WORK ORDER
Your answer must be the full listing below, repeated exactly.

========
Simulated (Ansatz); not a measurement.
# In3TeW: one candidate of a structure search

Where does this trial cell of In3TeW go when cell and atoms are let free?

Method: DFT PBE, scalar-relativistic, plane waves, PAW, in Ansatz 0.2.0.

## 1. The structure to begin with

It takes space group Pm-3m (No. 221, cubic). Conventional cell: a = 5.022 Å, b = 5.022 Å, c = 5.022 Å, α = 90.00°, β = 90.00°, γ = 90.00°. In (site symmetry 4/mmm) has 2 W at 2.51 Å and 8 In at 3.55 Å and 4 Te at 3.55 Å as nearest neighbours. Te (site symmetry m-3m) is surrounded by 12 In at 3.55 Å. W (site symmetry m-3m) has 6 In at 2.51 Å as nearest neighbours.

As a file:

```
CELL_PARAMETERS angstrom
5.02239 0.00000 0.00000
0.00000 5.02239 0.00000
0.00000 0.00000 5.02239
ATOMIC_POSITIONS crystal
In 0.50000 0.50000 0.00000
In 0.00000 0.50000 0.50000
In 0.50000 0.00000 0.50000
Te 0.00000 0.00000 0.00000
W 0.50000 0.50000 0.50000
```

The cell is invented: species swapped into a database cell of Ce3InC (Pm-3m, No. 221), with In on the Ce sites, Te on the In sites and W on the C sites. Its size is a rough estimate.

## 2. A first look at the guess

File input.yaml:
========

RESPONSE
Simulated (Ansatz); not a measurement.
# In3TeW: one candidate of a structure search

Where does this trial cell of In3TeW go when cell and atoms are let free?

Method: DFT PBE, scalar-relativistic, plane waves, PAW, in Ansatz 0.2.0.

## 1. The structure to begin with

It takes space group Pm-3m (No. 221, cubic). Conventional cell: a = 5.022 Å, b = 5.022 Å, c = 5.022 Å, α = 90.00°, β = 90.00°, γ = 90.00°. In (site symmetry 4/mmm) has 2 W at 2.51 Å and 8 In at 3.55 Å and 4 Te at 3.55 Å as nearest neighbours. Te (site symmetry m-3m) is surrounded by 12 In at 3.55 Å. W (site symmetry m-3m) has 6 In at 2.51 Å as nearest neighbours.

As a file:

```
CELL_PARAMETERS angstrom
5.02239 0.00000 0.00000
0.00000 5.02239 0.00000
0.00000 0.00000 5.02239
ATOMIC_POSITIONS crystal
In 0.50000 0.50000 0.00000
In 0.00000 0.50000 0.50000
In 0.50000 0.00000 0.50000
Te 0.00000 0.00000 0.00000
W 0.50000 0.50000 0.50000
```

The cell is invented: species swapped into a database cell of Ce3InC (Pm-3m, No. 221), with In on the Ce sites, Te on the In sites and W on the C sites. Its size is a rough estimate.

## 2. A first look at the guess

File input.yaml:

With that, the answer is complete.